*Action item:*
The entries should be restated word for word.

*** Opening of Given information ***

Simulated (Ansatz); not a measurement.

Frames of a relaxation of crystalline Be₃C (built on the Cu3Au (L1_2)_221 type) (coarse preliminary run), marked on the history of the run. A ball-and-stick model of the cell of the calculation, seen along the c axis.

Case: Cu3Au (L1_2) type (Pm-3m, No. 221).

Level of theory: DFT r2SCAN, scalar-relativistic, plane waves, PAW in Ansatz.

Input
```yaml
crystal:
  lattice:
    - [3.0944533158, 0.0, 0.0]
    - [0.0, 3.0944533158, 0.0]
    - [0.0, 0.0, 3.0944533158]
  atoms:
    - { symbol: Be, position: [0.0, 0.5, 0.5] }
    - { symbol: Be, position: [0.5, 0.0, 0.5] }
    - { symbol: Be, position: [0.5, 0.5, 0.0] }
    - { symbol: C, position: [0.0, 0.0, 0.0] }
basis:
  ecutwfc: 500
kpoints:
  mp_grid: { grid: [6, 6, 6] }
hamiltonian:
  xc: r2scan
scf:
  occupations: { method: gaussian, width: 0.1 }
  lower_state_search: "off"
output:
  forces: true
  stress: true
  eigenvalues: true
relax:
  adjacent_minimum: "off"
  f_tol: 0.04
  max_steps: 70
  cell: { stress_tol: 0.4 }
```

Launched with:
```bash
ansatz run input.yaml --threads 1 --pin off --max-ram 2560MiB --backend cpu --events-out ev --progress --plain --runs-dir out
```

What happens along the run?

*** Close of Given information ***

*Written solution:*
Simulated (Ansatz); not a measurement.

Frames of a relaxation of crystalline Be₃C (built on the Cu3Au (L1_2)_221 type) (coarse preliminary run), marked on the history of the run. A ball-and-stick model of the cell of the calculation, seen along the c axis.

Case: Cu3Au (L1_2) type (Pm-3m, No. 221).

Level of theory: DFT r2SCAN, scalar-relativistic, plane waves, PAW in Ansatz.

Input
```yaml
crystal:
  lattice:
    - [3.0944533158, 0.0, 0.0]
    - [0.0, 3.0944533158, 0.0]
    - [0.0, 0.0, 3.0944533158]
  atoms:
    - { symbol: Be, position: [0.0, 0.5, 0.5] }
    - { symbol: Be, position: [0.5, 0.0, 0.5] }
    - { symbol: Be, position: [0.5, 0.5, 0.0] }
    - { symbol: C, position: [0.0, 0.0, 0.0] }
basis:
  ecutwfc: 500
kpoints:
  mp_grid: { grid: [6, 6, 6] }
hamiltonian:
  xc: r2scan
scf:
  occupations: { method: gaussian, width: 0.1 }
  lower_state_search: "off"
output:
  forces: true
  stress: true
  eigenvalues: true
relax:
  adjacent_minimum: "off"
  f_tol: 0.04
  max_steps: 70
  cell: { stress_tol: 0.4 }
```

Launched with:
```bash
ansatz run input.yaml --threads 1 --pin off --max-ram 2560MiB --backend cpu --events-out ev --progress --plain --runs-dir out
```

What happens along the run?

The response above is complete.